Dataset excerpts:
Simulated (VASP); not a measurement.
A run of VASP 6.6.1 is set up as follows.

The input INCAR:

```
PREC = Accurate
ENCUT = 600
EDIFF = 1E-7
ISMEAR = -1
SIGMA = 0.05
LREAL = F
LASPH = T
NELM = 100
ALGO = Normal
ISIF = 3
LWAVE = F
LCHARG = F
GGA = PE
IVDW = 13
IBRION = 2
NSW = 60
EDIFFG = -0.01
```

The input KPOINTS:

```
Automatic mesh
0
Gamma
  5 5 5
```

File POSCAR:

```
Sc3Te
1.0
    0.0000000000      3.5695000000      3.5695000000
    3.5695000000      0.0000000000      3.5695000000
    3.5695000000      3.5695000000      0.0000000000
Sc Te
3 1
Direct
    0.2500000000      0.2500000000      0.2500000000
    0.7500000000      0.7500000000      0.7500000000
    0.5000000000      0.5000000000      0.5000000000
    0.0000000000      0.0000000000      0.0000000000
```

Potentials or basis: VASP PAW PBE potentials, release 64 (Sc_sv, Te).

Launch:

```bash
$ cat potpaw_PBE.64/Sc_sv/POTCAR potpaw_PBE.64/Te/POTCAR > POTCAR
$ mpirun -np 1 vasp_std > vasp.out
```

Brief:
Set down all of the records shown above once more, exactly.

Written reply:
Simulated (VASP); not a measurement.
A run of VASP 6.6.1 is set up as follows.

The input INCAR:

```
PREC = Accurate
ENCUT = 600
EDIFF = 1E-7
ISMEAR = -1
SIGMA = 0.05
LREAL = F
LASPH = T
NELM = 100
ALGO = Normal
ISIF = 3
LWAVE = F
LCHARG = F
GGA = PE
IVDW = 13
IBRION = 2
NSW = 60
EDIFFG = -0.01
```

The input KPOINTS:

```
Automatic mesh
0
Gamma
  5 5 5
```

File POSCAR:

```
Sc3Te
1.0
    0.0000000000      3.5695000000      3.5695000000
    3.5695000000      0.0000000000      3.5695000000
    3.5695000000      3.5695000000      0.0000000000
Sc Te
3 1
Direct
    0.2500000000      0.2500000000      0.2500000000
    0.7500000000      0.7500000000      0.7500000000
    0.5000000000      0.5000000000      0.5000000000
    0.0000000000      0.0000000000      0.0000000000
```

Potentials or basis: VASP PAW PBE potentials, release 64 (Sc_sv, Te).

Launch:

```bash
$ cat potpaw_PBE.64/Sc_sv/POTCAR potpaw_PBE.64/Te/POTCAR > POTCAR
$ mpirun -np 1 vasp_std > vasp.out
```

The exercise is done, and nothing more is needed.